::::
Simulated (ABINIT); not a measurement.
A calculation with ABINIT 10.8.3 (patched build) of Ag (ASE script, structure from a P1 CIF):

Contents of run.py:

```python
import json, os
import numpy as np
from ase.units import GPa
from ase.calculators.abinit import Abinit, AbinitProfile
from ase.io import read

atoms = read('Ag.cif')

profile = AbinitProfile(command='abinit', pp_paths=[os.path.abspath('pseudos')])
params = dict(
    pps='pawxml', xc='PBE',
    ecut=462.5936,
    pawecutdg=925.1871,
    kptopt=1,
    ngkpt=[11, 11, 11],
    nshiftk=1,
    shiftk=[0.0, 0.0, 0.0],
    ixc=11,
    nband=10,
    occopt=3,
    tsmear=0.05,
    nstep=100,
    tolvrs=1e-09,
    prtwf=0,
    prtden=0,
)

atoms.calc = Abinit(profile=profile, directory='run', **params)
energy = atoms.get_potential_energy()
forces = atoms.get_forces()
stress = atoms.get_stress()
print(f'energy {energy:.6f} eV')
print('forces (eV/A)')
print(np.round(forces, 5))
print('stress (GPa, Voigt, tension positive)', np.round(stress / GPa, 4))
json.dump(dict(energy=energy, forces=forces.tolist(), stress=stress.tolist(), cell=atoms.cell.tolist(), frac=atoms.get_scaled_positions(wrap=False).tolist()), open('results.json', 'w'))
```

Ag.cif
::::

◆ **Work instruction**: I would like you to return every entry exactly, with nothing changed.

◆ **Written reply**:
Simulated (ABINIT); not a measurement.
A calculation with ABINIT 10.8.3 (patched build) of Ag (ASE script, structure from a P1 CIF):

Contents of run.py:

```python
import json, os
import numpy as np
from ase.units import GPa
from ase.calculators.abinit import Abinit, AbinitProfile
from ase.io import read

atoms = read('Ag.cif')

profile = AbinitProfile(command='abinit', pp_paths=[os.path.abspath('pseudos')])
params = dict(
    pps='pawxml', xc='PBE',
    ecut=462.5936,
    pawecutdg=925.1871,
    kptopt=1,
    ngkpt=[11, 11, 11],
    nshiftk=1,
    shiftk=[0.0, 0.0, 0.0],
    ixc=11,
    nband=10,
    occopt=3,
    tsmear=0.05,
    nstep=100,
    tolvrs=1e-09,
    prtwf=0,
    prtden=0,
)

atoms.calc = Abinit(profile=profile, directory='run', **params)
energy = atoms.get_potential_energy()
forces = atoms.get_forces()
stress = atoms.get_stress()
print(f'energy {energy:.6f} eV')
print('forces (eV/A)')
print(np.round(forces, 5))
print('stress (GPa, Voigt, tension positive)', np.round(stress / GPa, 4))
json.dump(dict(energy=energy, forces=forces.tolist(), stress=stress.tolist(), cell=atoms.cell.tolist(), frac=atoms.get_scaled_positions(wrap=False).tolist()), open('results.json', 'w'))
```

Ag.cif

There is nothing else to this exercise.